» Exercise:
Starting at the top of the entries below, set down each line exactly as written, and stop after the line containing "### 1 The cell of the first run".

» Records supplied:
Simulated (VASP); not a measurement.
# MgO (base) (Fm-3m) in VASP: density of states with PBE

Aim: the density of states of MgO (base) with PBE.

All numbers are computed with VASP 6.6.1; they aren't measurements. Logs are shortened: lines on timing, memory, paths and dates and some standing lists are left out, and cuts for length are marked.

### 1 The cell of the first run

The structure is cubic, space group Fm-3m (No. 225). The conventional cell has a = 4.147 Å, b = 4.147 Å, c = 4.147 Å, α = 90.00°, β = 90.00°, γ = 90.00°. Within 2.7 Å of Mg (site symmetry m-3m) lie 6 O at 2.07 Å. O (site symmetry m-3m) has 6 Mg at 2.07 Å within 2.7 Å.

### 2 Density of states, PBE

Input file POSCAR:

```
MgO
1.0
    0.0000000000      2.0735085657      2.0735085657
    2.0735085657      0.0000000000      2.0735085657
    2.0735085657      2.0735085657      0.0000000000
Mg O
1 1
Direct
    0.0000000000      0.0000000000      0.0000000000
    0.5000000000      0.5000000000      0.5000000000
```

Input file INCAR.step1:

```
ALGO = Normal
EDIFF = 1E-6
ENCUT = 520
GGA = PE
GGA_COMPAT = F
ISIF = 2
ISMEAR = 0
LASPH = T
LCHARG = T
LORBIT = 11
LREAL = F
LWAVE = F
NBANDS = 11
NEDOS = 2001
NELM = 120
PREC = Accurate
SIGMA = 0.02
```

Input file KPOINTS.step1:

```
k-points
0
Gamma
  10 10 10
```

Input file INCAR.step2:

» Solution:
Simulated (VASP); not a measurement.
# MgO (base) (Fm-3m) in VASP: density of states with PBE

Aim: the density of states of MgO (base) with PBE.

All numbers are computed with VASP 6.6.1; they aren't measurements. Logs are shortened: lines on timing, memory, paths and dates and some standing lists are left out, and cuts for length are marked.

### 1 The cell of the first run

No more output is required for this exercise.